ACTIVITY:
Output the full listing that appears below, exactly as it is presented.

DATA RECORDS:
'''

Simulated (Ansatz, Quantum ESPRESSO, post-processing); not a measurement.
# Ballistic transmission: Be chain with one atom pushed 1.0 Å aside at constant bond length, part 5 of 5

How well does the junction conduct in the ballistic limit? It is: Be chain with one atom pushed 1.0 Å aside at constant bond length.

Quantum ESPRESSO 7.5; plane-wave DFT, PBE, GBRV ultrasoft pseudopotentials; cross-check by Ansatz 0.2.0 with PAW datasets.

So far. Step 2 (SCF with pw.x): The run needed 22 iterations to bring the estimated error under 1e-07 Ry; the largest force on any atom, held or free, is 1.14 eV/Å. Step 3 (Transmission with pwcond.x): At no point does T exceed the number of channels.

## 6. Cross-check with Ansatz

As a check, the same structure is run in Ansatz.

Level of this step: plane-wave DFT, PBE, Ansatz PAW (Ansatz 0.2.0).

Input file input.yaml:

'''

ANSWER AREA:
Simulated (Ansatz, Quantum ESPRESSO, post-processing); not a measurement.
# Ballistic transmission: Be chain with one atom pushed 1.0 Å aside at constant bond length, part 5 of 5

How well does the junction conduct in the ballistic limit? It is: Be chain with one atom pushed 1.0 Å aside at constant bond length.

Quantum ESPRESSO 7.5; plane-wave DFT, PBE, GBRV ultrasoft pseudopotentials; cross-check by Ansatz 0.2.0 with PAW datasets.

So far. Step 2 (SCF with pw.x): The run needed 22 iterations to bring the estimated error under 1e-07 Ry; the largest force on any atom, held or free, is 1.14 eV/Å. Step 3 (Transmission with pwcond.x): At no point does T exceed the number of channels.

## 6. Cross-check with Ansatz

As a check, the same structure is run in Ansatz.

Level of this step: plane-wave DFT, PBE, Ansatz PAW (Ansatz 0.2.0).

Input file input.yaml:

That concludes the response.